Data supplied –
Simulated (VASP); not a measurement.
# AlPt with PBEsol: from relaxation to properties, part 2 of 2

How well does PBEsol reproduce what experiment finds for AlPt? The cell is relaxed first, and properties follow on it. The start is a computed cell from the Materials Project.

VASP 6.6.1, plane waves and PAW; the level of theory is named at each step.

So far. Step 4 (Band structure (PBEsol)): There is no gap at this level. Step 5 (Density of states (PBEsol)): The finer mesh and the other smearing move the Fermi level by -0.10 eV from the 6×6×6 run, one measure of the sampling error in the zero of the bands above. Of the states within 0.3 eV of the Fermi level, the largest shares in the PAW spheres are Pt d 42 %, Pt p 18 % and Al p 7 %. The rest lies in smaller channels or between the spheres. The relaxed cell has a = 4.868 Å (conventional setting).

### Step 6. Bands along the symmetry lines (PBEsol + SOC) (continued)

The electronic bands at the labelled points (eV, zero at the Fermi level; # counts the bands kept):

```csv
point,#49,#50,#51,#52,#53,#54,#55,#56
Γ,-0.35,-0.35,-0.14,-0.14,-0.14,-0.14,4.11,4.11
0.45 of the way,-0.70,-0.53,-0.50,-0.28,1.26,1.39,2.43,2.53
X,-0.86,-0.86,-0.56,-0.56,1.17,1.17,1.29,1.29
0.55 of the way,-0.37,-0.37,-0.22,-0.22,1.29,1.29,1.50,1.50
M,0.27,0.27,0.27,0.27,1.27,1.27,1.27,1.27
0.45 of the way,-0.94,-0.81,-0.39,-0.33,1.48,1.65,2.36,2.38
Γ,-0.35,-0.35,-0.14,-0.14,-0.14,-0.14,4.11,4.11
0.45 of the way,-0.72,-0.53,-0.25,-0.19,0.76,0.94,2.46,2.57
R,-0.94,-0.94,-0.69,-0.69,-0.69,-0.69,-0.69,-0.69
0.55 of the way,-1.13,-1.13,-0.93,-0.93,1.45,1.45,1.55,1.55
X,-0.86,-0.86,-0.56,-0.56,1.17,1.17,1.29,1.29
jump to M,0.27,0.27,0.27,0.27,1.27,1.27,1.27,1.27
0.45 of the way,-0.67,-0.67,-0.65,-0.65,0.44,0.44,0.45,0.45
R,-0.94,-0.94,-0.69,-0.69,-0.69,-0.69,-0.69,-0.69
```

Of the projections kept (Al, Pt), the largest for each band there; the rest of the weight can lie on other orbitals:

Activity – Retype the records above from the very first line down to the line with "VASP 6.6.1, plane", keeping both of those lines. Include nothing beyond them.

Expected answer –
Simulated (VASP); not a measurement.
# AlPt with PBEsol: from relaxation to properties, part 2 of 2

How well does PBEsol reproduce what experiment finds for AlPt? The cell is relaxed first, and properties follow on it. The start is a computed cell from the Materials Project.

VASP 6.6.1, plane waves and PAW; the level of theory is named at each step.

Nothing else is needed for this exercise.